◆ ◆ ◆ ◆ ◆

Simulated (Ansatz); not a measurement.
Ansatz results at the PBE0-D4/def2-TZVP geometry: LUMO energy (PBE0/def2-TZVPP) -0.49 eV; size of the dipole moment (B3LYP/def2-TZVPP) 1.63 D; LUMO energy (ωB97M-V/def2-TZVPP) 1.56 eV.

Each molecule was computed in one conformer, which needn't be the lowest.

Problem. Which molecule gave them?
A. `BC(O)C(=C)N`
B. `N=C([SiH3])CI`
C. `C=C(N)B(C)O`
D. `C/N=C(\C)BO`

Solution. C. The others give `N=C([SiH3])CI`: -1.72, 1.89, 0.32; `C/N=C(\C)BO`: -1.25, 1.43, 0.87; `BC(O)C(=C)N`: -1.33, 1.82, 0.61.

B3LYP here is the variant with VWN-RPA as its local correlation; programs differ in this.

◆ ◆ ◆ ◆ ◆

In the listing above, please copy exactly the lines from the first through the one that contains "Solution. C. The", and no others.

Simulated (Ansatz); not a measurement.
Ansatz results at the PBE0-D4/def2-TZVP geometry: LUMO energy (PBE0/def2-TZVPP) -0.49 eV; size of the dipole moment (B3LYP/def2-TZVPP) 1.63 D; LUMO energy (ωB97M-V/def2-TZVPP) 1.56 eV.

Each molecule was computed in one conformer, which needn't be the lowest.

Problem. Which molecule gave them?
A. `BC(O)C(=C)N`
B. `N=C([SiH3])CI`
C. `C=C(N)B(C)O`
D. `C/N=C(\C)BO`

Solution. C. The others give `N=C([SiH3])CI`: -1.72, 1.89, 0.32; `C/N=C(\C)BO`: -1.25, 1.43, 0.87; `BC(O)C(=C)N`: -1.33, 1.82, 0.61.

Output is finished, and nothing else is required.